◆ **Assigned task**
Go to the line below containing "Input of a run" and print exactly from there through the line containing "Task: Summarise the run.", both included. Print nothing else.

◆ **Extracted entries**
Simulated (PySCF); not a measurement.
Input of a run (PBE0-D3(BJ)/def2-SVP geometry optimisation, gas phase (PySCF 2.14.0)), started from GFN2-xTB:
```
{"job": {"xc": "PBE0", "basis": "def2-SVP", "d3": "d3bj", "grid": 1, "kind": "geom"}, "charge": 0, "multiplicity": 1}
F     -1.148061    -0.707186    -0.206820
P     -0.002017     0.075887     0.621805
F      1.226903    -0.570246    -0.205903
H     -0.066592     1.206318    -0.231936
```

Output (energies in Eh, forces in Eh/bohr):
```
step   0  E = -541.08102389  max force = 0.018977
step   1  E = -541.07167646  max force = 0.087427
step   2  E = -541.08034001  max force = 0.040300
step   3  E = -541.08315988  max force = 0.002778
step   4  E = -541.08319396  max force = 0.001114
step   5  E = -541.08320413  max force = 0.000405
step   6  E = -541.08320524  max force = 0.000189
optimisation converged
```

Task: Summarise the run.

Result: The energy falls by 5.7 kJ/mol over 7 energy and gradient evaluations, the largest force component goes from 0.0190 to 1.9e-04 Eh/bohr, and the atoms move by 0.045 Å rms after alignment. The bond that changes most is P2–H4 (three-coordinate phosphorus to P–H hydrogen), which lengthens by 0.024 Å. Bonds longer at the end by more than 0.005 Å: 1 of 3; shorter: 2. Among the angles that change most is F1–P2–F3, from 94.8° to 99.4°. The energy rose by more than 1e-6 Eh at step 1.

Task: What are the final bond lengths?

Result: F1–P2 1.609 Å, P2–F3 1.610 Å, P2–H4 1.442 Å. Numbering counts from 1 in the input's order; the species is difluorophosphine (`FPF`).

◆ **Your solution**
Input of a run (PBE0-D3(BJ)/def2-SVP geometry optimisation, gas phase (PySCF 2.14.0)), started from GFN2-xTB:
```
{"job": {"xc": "PBE0", "basis": "def2-SVP", "d3": "d3bj", "grid": 1, "kind": "geom"}, "charge": 0, "multiplicity": 1}
F     -1.148061    -0.707186    -0.206820
P     -0.002017     0.075887     0.621805
F      1.226903    -0.570246    -0.205903
H     -0.066592     1.206318    -0.231936
```

Output (energies in Eh, forces in Eh/bohr):
```
step   0  E = -541.08102389  max force = 0.018977
step   1  E = -541.07167646  max force = 0.087427
step   2  E = -541.08034001  max force = 0.040300
step   3  E = -541.08315988  max force = 0.002778
step   4  E = -541.08319396  max force = 0.001114
step   5  E = -541.08320413  max force = 0.000405
step   6  E = -541.08320524  max force = 0.000189
optimisation converged
```

Task: Summarise the run.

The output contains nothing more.